:: ASSIGNMENT ::
Restate the opening lines of the material below word for word, stopping after the line that contains "family of sets.*".

:: AVAILABLE DATA ::
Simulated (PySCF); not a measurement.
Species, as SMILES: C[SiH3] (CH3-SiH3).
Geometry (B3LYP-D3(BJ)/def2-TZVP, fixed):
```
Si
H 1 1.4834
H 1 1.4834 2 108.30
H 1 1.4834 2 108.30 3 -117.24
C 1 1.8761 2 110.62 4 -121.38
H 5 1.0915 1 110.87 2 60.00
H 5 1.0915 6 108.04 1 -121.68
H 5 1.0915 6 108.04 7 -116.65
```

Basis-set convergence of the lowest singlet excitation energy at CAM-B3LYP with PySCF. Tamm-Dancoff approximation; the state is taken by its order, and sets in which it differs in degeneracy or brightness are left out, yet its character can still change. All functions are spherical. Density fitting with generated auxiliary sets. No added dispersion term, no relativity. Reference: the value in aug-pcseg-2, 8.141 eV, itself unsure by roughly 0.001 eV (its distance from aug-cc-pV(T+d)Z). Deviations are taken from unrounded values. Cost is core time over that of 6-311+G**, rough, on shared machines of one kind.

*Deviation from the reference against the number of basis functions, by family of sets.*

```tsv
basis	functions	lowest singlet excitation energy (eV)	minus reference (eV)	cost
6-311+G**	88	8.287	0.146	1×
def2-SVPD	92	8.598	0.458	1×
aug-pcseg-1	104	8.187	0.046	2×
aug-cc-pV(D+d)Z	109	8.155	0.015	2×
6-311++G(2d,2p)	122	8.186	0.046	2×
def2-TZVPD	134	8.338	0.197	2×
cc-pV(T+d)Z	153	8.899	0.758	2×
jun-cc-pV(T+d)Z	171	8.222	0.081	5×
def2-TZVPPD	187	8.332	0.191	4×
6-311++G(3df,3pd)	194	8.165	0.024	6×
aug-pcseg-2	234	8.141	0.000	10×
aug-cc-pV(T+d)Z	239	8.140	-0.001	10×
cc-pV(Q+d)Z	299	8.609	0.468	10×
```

:: WRITTEN RESPONSE ::
Simulated (PySCF); not a measurement.
Species, as SMILES: C[SiH3] (CH3-SiH3).
Geometry (B3LYP-D3(BJ)/def2-TZVP, fixed):
```
Si
H 1 1.4834
H 1 1.4834 2 108.30
H 1 1.4834 2 108.30 3 -117.24
C 1 1.8761 2 110.62 4 -121.38
H 5 1.0915 1 110.87 2 60.00
H 5 1.0915 6 108.04 1 -121.68
H 5 1.0915 6 108.04 7 -116.65
```

Basis-set convergence of the lowest singlet excitation energy at CAM-B3LYP with PySCF. Tamm-Dancoff approximation; the state is taken by its order, and sets in which it differs in degeneracy or brightness are left out, yet its character can still change. All functions are spherical. Density fitting with generated auxiliary sets. No added dispersion term, no relativity. Reference: the value in aug-pcseg-2, 8.141 eV, itself unsure by roughly 0.001 eV (its distance from aug-cc-pV(T+d)Z). Deviations are taken from unrounded values. Cost is core time over that of 6-311+G**, rough, on shared machines of one kind.

*Deviation from the reference against the number of basis functions, by family of sets.*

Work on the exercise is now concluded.